_Activity_.
Exactly the lines starting at the line containing "0.747 | 0.9983 |" and ending at the line containing "0.746 | 0.9985 |" are to be written out from the listing below, both included.

_Excerpted records_.

===

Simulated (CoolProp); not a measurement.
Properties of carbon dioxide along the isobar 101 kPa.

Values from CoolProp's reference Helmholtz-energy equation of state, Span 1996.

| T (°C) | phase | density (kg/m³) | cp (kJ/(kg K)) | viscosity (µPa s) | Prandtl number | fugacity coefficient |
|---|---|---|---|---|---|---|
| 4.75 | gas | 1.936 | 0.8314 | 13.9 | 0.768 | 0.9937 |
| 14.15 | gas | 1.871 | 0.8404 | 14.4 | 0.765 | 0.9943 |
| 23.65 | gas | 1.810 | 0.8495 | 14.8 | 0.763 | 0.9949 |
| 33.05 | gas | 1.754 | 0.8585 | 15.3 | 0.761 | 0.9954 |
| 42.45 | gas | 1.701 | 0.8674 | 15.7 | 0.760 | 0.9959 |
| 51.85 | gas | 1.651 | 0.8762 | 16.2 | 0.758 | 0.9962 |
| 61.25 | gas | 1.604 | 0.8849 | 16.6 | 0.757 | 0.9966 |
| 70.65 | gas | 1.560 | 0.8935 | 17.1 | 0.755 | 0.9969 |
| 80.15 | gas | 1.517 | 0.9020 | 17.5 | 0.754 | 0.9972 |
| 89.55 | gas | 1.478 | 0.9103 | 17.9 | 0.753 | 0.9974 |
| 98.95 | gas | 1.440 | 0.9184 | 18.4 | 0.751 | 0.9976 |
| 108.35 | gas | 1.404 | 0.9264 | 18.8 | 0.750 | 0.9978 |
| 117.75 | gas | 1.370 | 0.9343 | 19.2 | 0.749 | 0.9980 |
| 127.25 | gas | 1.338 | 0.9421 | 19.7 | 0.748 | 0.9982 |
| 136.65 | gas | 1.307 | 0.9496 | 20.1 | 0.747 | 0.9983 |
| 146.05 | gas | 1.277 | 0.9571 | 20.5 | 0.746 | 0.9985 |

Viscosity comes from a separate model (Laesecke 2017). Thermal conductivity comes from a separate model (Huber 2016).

===

_Answer box_.
| 136.65 | gas | 1.307 | 0.9496 | 20.1 | 0.747 | 0.9983 |
| 146.05 | gas | 1.277 | 0.9571 | 20.5 | 0.746 | 0.9985 |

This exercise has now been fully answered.